== ACTION ITEM ==
Please repeat the data in full, character for character.

== MATERIAL SUPPLIED ==
Content starts

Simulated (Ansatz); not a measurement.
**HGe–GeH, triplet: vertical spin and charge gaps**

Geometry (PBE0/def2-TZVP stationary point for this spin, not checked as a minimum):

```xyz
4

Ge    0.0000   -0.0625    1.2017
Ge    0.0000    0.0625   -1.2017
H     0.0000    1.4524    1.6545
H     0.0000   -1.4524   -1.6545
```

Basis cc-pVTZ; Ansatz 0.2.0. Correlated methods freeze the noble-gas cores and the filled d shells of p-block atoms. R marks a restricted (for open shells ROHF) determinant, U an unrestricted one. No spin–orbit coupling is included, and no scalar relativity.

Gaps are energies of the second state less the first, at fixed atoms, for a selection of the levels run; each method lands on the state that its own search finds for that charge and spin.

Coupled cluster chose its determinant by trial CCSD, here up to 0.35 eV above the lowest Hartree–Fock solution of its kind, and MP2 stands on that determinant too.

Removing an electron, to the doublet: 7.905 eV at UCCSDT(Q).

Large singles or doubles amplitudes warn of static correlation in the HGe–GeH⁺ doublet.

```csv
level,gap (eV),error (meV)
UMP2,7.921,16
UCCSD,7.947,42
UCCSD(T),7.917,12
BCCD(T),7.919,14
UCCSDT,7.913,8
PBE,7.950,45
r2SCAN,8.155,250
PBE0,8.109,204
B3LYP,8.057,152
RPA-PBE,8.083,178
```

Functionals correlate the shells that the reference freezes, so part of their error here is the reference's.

Content ends

== YOUR SOLUTION ==
Simulated (Ansatz); not a measurement.
**HGe–GeH, triplet: vertical spin and charge gaps**

Geometry (PBE0/def2-TZVP stationary point for this spin, not checked as a minimum):

```xyz
4

Ge    0.0000   -0.0625    1.2017
Ge    0.0000    0.0625   -1.2017
H     0.0000    1.4524    1.6545
H     0.0000   -1.4524   -1.6545
```

Basis cc-pVTZ; Ansatz 0.2.0. Correlated methods freeze the noble-gas cores and the filled d shells of p-block atoms. R marks a restricted (for open shells ROHF) determinant, U an unrestricted one. No spin–orbit coupling is included, and no scalar relativity.

Gaps are energies of the second state less the first, at fixed atoms, for a selection of the levels run; each method lands on the state that its own search finds for that charge and spin.

Coupled cluster chose its determinant by trial CCSD, here up to 0.35 eV above the lowest Hartree–Fock solution of its kind, and MP2 stands on that determinant too.

Removing an electron, to the doublet: 7.905 eV at UCCSDT(Q).

Large singles or doubles amplitudes warn of static correlation in the HGe–GeH⁺ doublet.

```csv
level,gap (eV),error (meV)
UMP2,7.921,16
UCCSD,7.947,42
UCCSD(T),7.917,12
BCCD(T),7.919,14
UCCSDT,7.913,8
PBE,7.950,45
r2SCAN,8.155,250
PBE0,8.109,204
B3LYP,8.057,152
RPA-PBE,8.083,178
```

Functionals correlate the shells that the reference freezes, so part of their error here is the reference's.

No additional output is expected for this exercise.